● ● ● ●

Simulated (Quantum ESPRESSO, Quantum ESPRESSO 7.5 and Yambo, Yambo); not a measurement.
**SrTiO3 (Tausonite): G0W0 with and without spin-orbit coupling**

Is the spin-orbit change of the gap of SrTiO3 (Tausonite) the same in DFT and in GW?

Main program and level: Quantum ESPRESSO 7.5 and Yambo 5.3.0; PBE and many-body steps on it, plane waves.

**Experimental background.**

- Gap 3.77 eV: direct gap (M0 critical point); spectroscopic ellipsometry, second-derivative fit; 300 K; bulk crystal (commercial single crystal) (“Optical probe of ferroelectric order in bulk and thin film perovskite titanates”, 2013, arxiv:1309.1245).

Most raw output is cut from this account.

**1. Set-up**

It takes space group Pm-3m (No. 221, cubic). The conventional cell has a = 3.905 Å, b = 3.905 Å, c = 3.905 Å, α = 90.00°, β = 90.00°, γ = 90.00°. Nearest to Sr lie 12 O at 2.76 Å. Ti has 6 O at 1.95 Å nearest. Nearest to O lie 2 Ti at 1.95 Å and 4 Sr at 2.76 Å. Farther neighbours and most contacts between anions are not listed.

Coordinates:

● ● ● ●

Copy each line of the data exactly, leaving nothing out.

Solution —
Simulated (Quantum ESPRESSO, Quantum ESPRESSO 7.5 and Yambo, Yambo); not a measurement.
**SrTiO3 (Tausonite): G0W0 with and without spin-orbit coupling**

Is the spin-orbit change of the gap of SrTiO3 (Tausonite) the same in DFT and in GW?

Main program and level: Quantum ESPRESSO 7.5 and Yambo 5.3.0; PBE and many-body steps on it, plane waves.

**Experimental background.**

- Gap 3.77 eV: direct gap (M0 critical point); spectroscopic ellipsometry, second-derivative fit; 300 K; bulk crystal (commercial single crystal) (“Optical probe of ferroelectric order in bulk and thin film perovskite titanates”, 2013, arxiv:1309.1245).

Most raw output is cut from this account.

**1. Set-up**

It takes space group Pm-3m (No. 221, cubic). The conventional cell has a = 3.905 Å, b = 3.905 Å, c = 3.905 Å, α = 90.00°, β = 90.00°, γ = 90.00°. Nearest to Sr lie 12 O at 2.76 Å. Ti has 6 O at 1.95 Å nearest. Nearest to O lie 2 Ti at 1.95 Å and 4 Sr at 2.76 Å. Farther neighbours and most contacts between anions are not listed.

Coordinates:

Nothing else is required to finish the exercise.